▶ Data extract:
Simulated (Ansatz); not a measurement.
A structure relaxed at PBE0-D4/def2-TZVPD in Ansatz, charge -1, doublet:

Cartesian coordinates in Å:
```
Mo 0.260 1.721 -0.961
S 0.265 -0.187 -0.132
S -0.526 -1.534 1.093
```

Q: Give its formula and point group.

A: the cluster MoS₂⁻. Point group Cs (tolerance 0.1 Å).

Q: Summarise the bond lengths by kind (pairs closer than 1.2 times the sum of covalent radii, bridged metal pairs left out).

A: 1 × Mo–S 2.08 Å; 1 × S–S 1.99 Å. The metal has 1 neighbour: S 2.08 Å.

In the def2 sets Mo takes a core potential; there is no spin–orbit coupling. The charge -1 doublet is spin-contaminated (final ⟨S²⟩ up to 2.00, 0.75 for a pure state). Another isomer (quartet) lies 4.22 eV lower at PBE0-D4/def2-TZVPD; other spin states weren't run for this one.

▶ Work request: The complete listing, from first line to last, should be copied verbatim.

▶ Your solution:
Simulated (Ansatz); not a measurement.
A structure relaxed at PBE0-D4/def2-TZVPD in Ansatz, charge -1, doublet:

Cartesian coordinates in Å:
```
Mo 0.260 1.721 -0.961
S 0.265 -0.187 -0.132
S -0.526 -1.534 1.093
```

Q: Give its formula and point group.

A: the cluster MoS₂⁻. Point group Cs (tolerance 0.1 Å).

Q: Summarise the bond lengths by kind (pairs closer than 1.2 times the sum of covalent radii, bridged metal pairs left out).

A: 1 × Mo–S 2.08 Å; 1 × S–S 1.99 Å. The metal has 1 neighbour: S 2.08 Å.

In the def2 sets Mo takes a core potential; there is no spin–orbit coupling. The charge -1 doublet is spin-contaminated (final ⟨S²⟩ up to 2.00, 0.75 for a pure state). Another isomer (quartet) lies 4.22 eV lower at PBE0-D4/def2-TZVPD; other spin states weren't run for this one.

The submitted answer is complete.